Work order — The full listing, reproduced exactly, is what the response must contain.

□ □ □

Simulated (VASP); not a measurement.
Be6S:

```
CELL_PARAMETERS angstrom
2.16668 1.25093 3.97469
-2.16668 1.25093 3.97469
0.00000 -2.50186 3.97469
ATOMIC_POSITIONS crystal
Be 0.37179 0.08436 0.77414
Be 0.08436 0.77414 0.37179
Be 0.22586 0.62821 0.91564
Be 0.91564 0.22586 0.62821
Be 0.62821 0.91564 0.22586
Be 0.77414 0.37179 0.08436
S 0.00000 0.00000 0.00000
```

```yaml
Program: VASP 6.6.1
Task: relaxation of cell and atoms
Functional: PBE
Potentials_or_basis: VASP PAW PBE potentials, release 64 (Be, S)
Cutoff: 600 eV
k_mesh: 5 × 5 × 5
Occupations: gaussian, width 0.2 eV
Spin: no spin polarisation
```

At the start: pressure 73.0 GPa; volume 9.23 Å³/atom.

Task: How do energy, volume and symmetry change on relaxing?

□ □ □

Response —
Simulated (VASP); not a measurement.
Be6S:

```
CELL_PARAMETERS angstrom
2.16668 1.25093 3.97469
-2.16668 1.25093 3.97469
0.00000 -2.50186 3.97469
ATOMIC_POSITIONS crystal
Be 0.37179 0.08436 0.77414
Be 0.08436 0.77414 0.37179
Be 0.22586 0.62821 0.91564
Be 0.91564 0.22586 0.62821
Be 0.62821 0.91564 0.22586
Be 0.77414 0.37179 0.08436
S 0.00000 0.00000 0.00000
```

```yaml
Program: VASP 6.6.1
Task: relaxation of cell and atoms
Functional: PBE
Potentials_or_basis: VASP PAW PBE potentials, release 64 (Be, S)
Cutoff: 600 eV
k_mesh: 5 × 5 × 5
Occupations: gaussian, width 0.2 eV
Spin: no spin polarisation
```

At the start: pressure 73.0 GPa; volume 9.23 Å³/atom.

Task: How do energy, volume and symmetry change on relaxing?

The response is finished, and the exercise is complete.